Work request
Set down each record exactly as written.

□ □ □ □ □ □ □

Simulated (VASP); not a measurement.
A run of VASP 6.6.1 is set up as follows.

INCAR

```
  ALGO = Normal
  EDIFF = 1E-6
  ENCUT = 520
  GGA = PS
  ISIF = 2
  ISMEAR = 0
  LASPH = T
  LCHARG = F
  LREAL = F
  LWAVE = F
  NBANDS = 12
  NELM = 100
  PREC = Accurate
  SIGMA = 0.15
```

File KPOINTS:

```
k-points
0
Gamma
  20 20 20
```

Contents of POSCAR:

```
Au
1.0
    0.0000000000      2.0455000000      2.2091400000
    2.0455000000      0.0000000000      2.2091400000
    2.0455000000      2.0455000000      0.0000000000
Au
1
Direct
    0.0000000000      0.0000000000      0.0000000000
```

□ □ □ □ □ □ □

Answer section
Simulated (VASP); not a measurement.
A run of VASP 6.6.1 is set up as follows.

INCAR

```
  ALGO = Normal
  EDIFF = 1E-6
  ENCUT = 520
  GGA = PS
  ISIF = 2
  ISMEAR = 0
  LASPH = T
  LCHARG = F
  LREAL = F
  LWAVE = F
  NBANDS = 12
  NELM = 100
  PREC = Accurate
  SIGMA = 0.15
```

File KPOINTS:

```
k-points
0
Gamma
  20 20 20
```

Contents of POSCAR:

```
Au
1.0
    0.0000000000      2.0455000000      2.2091400000
    2.0455000000      0.0000000000      2.2091400000
    2.0455000000      2.0455000000      0.0000000000
Au
1
Direct
    0.0000000000      0.0000000000      0.0000000000
```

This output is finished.